(SUPPLIED ENTRIES)

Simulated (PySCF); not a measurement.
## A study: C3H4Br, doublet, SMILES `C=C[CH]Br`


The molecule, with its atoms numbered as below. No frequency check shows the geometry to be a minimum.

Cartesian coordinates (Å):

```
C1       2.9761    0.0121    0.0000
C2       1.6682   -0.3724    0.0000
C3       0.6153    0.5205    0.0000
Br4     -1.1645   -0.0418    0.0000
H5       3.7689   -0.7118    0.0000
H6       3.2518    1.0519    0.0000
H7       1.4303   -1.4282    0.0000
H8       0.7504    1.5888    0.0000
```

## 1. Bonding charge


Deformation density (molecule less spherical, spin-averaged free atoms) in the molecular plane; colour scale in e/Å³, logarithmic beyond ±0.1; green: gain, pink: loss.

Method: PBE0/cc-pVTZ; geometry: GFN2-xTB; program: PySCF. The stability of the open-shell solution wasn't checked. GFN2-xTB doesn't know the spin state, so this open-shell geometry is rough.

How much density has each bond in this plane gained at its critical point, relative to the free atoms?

(End SUPPLIED ENTRIES)

REQUIREMENT:
Every record should be repeated exactly; please leave none out.

YOUR RESPONSE:
Simulated (PySCF); not a measurement.
## A study: C3H4Br, doublet, SMILES `C=C[CH]Br`


The molecule, with its atoms numbered as below. No frequency check shows the geometry to be a minimum.

Cartesian coordinates (Å):

```
C1       2.9761    0.0121    0.0000
C2       1.6682   -0.3724    0.0000
C3       0.6153    0.5205    0.0000
Br4     -1.1645   -0.0418    0.0000
H5       3.7689   -0.7118    0.0000
H6       3.2518    1.0519    0.0000
H7       1.4303   -1.4282    0.0000
H8       0.7504    1.5888    0.0000
```

## 1. Bonding charge


Deformation density (molecule less spherical, spin-averaged free atoms) in the molecular plane; colour scale in e/Å³, logarithmic beyond ±0.1; green: gain, pink: loss.

Method: PBE0/cc-pVTZ; geometry: GFN2-xTB; program: PySCF. The stability of the open-shell solution wasn't checked. GFN2-xTB doesn't know the spin state, so this open-shell geometry is rough.

How much density has each bond in this plane gained at its critical point, relative to the free atoms?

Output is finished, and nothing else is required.